Extracted information:
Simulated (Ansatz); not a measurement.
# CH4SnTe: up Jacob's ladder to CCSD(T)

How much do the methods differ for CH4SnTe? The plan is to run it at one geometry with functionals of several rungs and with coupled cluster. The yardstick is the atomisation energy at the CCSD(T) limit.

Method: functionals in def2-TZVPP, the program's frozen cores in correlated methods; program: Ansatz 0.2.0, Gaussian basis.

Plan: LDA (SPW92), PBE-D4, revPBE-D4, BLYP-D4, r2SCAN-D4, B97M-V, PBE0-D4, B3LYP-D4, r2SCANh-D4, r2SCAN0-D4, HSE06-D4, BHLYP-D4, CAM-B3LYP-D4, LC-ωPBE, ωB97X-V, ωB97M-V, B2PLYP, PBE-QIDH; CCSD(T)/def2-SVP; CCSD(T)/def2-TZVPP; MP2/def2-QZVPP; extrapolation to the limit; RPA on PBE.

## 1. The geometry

Brief:
Every line above should be retyped exactly as given.

Written response:
Simulated (Ansatz); not a measurement.
# CH4SnTe: up Jacob's ladder to CCSD(T)

How much do the methods differ for CH4SnTe? The plan is to run it at one geometry with functionals of several rungs and with coupled cluster. The yardstick is the atomisation energy at the CCSD(T) limit.

Method: functionals in def2-TZVPP, the program's frozen cores in correlated methods; program: Ansatz 0.2.0, Gaussian basis.

Plan: LDA (SPW92), PBE-D4, revPBE-D4, BLYP-D4, r2SCAN-D4, B97M-V, PBE0-D4, B3LYP-D4, r2SCANh-D4, r2SCAN0-D4, HSE06-D4, BHLYP-D4, CAM-B3LYP-D4, LC-ωPBE, ωB97X-V, ωB97M-V, B2PLYP, PBE-QIDH; CCSD(T)/def2-SVP; CCSD(T)/def2-TZVPP; MP2/def2-QZVPP; extrapolation to the limit; RPA on PBE.

## 1. The geometry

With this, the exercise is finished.